- _INFORMATION SUPPLIED_:
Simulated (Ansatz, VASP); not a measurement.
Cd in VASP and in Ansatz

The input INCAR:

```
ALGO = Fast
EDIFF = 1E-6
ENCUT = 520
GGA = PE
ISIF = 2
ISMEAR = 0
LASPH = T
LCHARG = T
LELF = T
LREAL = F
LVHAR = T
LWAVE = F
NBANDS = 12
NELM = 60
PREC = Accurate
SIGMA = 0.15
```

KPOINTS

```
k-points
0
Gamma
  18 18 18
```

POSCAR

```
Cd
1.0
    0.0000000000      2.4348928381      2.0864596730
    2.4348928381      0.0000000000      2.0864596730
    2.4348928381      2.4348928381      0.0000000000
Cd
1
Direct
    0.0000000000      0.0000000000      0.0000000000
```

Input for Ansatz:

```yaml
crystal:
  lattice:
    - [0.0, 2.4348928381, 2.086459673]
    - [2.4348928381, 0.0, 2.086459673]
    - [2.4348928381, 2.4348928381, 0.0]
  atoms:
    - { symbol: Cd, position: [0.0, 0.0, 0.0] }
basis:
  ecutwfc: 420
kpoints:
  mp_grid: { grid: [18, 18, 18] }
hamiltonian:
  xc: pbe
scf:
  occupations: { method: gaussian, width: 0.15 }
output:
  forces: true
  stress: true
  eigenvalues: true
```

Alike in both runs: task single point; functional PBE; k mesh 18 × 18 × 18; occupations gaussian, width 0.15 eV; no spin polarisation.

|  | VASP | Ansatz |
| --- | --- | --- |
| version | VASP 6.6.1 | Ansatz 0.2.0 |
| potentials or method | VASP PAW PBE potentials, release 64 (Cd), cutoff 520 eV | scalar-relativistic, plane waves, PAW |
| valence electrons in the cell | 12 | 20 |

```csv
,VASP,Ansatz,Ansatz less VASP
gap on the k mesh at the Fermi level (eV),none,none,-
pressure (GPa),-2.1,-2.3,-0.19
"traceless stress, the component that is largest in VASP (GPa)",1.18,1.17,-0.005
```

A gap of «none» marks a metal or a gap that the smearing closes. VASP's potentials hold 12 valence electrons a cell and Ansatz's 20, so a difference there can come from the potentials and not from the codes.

- _TASK ITEM_: The answer must hold exactly the lines of the entries above, from the first line through the line that contains "Ansatz 0.2.0 |", and no others.

- _RESULT_:
Simulated (Ansatz, VASP); not a measurement.
Cd in VASP and in Ansatz

The input INCAR:

```
ALGO = Fast
EDIFF = 1E-6
ENCUT = 520
GGA = PE
ISIF = 2
ISMEAR = 0
LASPH = T
LCHARG = T
LELF = T
LREAL = F
LVHAR = T
LWAVE = F
NBANDS = 12
NELM = 60
PREC = Accurate
SIGMA = 0.15
```

KPOINTS

```
k-points
0
Gamma
  18 18 18
```

POSCAR

```
Cd
1.0
    0.0000000000      2.4348928381      2.0864596730
    2.4348928381      0.0000000000      2.0864596730
    2.4348928381      2.4348928381      0.0000000000
Cd
1
Direct
    0.0000000000      0.0000000000      0.0000000000
```

Input for Ansatz:

```yaml
crystal:
  lattice:
    - [0.0, 2.4348928381, 2.086459673]
    - [2.4348928381, 0.0, 2.086459673]
    - [2.4348928381, 2.4348928381, 0.0]
  atoms:
    - { symbol: Cd, position: [0.0, 0.0, 0.0] }
basis:
  ecutwfc: 420
kpoints:
  mp_grid: { grid: [18, 18, 18] }
hamiltonian:
  xc: pbe
scf:
  occupations: { method: gaussian, width: 0.15 }
output:
  forces: true
  stress: true
  eigenvalues: true
```

Alike in both runs: task single point; functional PBE; k mesh 18 × 18 × 18; occupations gaussian, width 0.15 eV; no spin polarisation.

|  | VASP | Ansatz |
| --- | --- | --- |
| version | VASP 6.6.1 | Ansatz 0.2.0 |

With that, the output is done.